§ **Activity**: Please write out the listing beneath this sentence exactly, from its first line to the line with "10.97 | 11.25 |", and stop there.

[[ Material supplied, beginning ]]

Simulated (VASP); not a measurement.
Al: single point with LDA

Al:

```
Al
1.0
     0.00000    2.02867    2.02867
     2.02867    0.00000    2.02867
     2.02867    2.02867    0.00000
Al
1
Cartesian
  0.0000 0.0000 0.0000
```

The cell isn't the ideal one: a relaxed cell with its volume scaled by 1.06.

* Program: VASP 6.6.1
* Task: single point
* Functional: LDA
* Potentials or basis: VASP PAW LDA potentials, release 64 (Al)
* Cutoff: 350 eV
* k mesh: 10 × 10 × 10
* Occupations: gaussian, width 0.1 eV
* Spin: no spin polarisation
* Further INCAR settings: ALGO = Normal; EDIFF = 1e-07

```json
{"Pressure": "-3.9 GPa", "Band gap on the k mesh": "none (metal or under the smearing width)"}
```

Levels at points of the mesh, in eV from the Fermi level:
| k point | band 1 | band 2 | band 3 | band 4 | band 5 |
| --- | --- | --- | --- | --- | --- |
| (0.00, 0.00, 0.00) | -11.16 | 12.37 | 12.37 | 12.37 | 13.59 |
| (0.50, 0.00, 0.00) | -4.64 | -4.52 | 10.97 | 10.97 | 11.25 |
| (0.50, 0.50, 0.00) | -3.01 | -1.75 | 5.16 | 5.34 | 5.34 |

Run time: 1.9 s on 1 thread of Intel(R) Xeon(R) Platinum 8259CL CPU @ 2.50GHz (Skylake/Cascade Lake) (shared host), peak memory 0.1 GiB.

[[ Material supplied, end ]]

§ **Answer space**:
Simulated (VASP); not a measurement.
Al: single point with LDA

Al:

```
Al
1.0
     0.00000    2.02867    2.02867
     2.02867    0.00000    2.02867
     2.02867    2.02867    0.00000
Al
1
Cartesian
  0.0000 0.0000 0.0000
```

The cell isn't the ideal one: a relaxed cell with its volume scaled by 1.06.

* Program: VASP 6.6.1
* Task: single point
* Functional: LDA
* Potentials or basis: VASP PAW LDA potentials, release 64 (Al)
* Cutoff: 350 eV
* k mesh: 10 × 10 × 10
* Occupations: gaussian, width 0.1 eV
* Spin: no spin polarisation
* Further INCAR settings: ALGO = Normal; EDIFF = 1e-07

```json
{"Pressure": "-3.9 GPa", "Band gap on the k mesh": "none (metal or under the smearing width)"}
```

Levels at points of the mesh, in eV from the Fermi level:
| k point | band 1 | band 2 | band 3 | band 4 | band 5 |
| --- | --- | --- | --- | --- | --- |
| (0.00, 0.00, 0.00) | -11.16 | 12.37 | 12.37 | 12.37 | 13.59 |
| (0.50, 0.00, 0.00) | -4.64 | -4.52 | 10.97 | 10.97 | 11.25 |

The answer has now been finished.